──────────────────────────────

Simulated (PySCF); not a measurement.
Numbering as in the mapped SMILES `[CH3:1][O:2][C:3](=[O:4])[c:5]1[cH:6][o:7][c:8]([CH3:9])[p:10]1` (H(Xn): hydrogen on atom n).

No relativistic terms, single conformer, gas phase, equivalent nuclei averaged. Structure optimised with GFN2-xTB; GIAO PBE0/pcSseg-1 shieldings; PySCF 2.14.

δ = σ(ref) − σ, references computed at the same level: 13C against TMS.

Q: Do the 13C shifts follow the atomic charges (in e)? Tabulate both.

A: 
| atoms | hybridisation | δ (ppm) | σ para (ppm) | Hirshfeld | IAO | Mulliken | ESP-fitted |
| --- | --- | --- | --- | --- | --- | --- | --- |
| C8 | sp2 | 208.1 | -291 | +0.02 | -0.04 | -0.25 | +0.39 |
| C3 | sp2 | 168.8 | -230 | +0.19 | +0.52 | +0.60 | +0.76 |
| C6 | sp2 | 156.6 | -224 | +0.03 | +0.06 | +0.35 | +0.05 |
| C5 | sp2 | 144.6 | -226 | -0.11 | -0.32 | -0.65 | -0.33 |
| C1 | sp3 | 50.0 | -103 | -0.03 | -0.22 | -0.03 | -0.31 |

──────────────────────────────

Your task is to return all of the material exactly.

## Written solution
Simulated (PySCF); not a measurement.
Numbering as in the mapped SMILES `[CH3:1][O:2][C:3](=[O:4])[c:5]1[cH:6][o:7][c:8]([CH3:9])[p:10]1` (H(Xn): hydrogen on atom n).

No relativistic terms, single conformer, gas phase, equivalent nuclei averaged. Structure optimised with GFN2-xTB; GIAO PBE0/pcSseg-1 shieldings; PySCF 2.14.

δ = σ(ref) − σ, references computed at the same level: 13C against TMS.

Q: Do the 13C shifts follow the atomic charges (in e)? Tabulate both.

A: 
| atoms | hybridisation | δ (ppm) | σ para (ppm) | Hirshfeld | IAO | Mulliken | ESP-fitted |
| --- | --- | --- | --- | --- | --- | --- | --- |
| C8 | sp2 | 208.1 | -291 | +0.02 | -0.04 | -0.25 | +0.39 |
| C3 | sp2 | 168.8 | -230 | +0.19 | +0.52 | +0.60 | +0.76 |
| C6 | sp2 | 156.6 | -224 | +0.03 | +0.06 | +0.35 | +0.05 |
| C5 | sp2 | 144.6 | -226 | -0.11 | -0.32 | -0.65 | -0.33 |
| C1 | sp3 | 50.0 | -103 | -0.03 | -0.22 | -0.03 | -0.31 |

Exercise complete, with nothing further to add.